**TASK ITEM:** Set down again exactly the lines of the listing below that fall between the line holding "# Point defect: S on a Zn site in ZnS" and the line holding "Defect: S on a Zn site set", inclusive.

**THE DATA:**
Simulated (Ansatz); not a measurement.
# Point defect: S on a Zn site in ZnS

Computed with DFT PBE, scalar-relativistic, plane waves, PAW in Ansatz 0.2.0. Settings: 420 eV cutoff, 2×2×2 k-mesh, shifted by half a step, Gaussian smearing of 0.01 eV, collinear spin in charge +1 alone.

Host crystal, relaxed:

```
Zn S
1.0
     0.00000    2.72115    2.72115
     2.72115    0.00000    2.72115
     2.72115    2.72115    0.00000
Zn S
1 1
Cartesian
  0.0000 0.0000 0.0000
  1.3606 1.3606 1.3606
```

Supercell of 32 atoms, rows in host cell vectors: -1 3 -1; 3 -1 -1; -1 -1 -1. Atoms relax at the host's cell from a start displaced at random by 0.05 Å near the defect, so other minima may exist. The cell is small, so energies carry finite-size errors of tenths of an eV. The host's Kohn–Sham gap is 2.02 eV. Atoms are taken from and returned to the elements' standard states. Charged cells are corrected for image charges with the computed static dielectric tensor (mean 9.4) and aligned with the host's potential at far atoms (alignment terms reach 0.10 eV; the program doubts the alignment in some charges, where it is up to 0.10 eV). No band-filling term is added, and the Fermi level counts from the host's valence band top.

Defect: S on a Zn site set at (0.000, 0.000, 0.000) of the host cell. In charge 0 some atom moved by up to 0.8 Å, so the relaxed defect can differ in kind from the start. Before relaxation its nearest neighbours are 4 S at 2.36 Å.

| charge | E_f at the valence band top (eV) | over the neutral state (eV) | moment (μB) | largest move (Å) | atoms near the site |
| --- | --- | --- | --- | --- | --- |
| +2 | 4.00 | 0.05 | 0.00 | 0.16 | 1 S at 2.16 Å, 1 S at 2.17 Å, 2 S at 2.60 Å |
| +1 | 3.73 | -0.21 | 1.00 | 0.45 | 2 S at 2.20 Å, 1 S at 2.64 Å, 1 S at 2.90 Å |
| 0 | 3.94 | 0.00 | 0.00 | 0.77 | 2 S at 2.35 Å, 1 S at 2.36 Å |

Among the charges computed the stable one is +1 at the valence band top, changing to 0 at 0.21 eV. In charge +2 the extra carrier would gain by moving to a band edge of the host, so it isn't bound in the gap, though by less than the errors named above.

**YOUR SOLUTION:**
# Point defect: S on a Zn site in ZnS

Computed with DFT PBE, scalar-relativistic, plane waves, PAW in Ansatz 0.2.0. Settings: 420 eV cutoff, 2×2×2 k-mesh, shifted by half a step, Gaussian smearing of 0.01 eV, collinear spin in charge +1 alone.

Host crystal, relaxed:

```
Zn S
1.0
     0.00000    2.72115    2.72115
     2.72115    0.00000    2.72115
     2.72115    2.72115    0.00000
Zn S
1 1
Cartesian
  0.0000 0.0000 0.0000
  1.3606 1.3606 1.3606
```

Supercell of 32 atoms, rows in host cell vectors: -1 3 -1; 3 -1 -1; -1 -1 -1. Atoms relax at the host's cell from a start displaced at random by 0.05 Å near the defect, so other minima may exist. The cell is small, so energies carry finite-size errors of tenths of an eV. The host's Kohn–Sham gap is 2.02 eV. Atoms are taken from and returned to the elements' standard states. Charged cells are corrected for image charges with the computed static dielectric tensor (mean 9.4) and aligned with the host's potential at far atoms (alignment terms reach 0.10 eV; the program doubts the alignment in some charges, where it is up to 0.10 eV). No band-filling term is added, and the Fermi level counts from the host's valence band top.

Defect: S on a Zn site set at (0.000, 0.000, 0.000) of the host cell. In charge 0 some atom moved by up to 0.8 Å, so the relaxed defect can differ in kind from the start. Before relaxation its nearest neighbours are 4 S at 2.36 Å.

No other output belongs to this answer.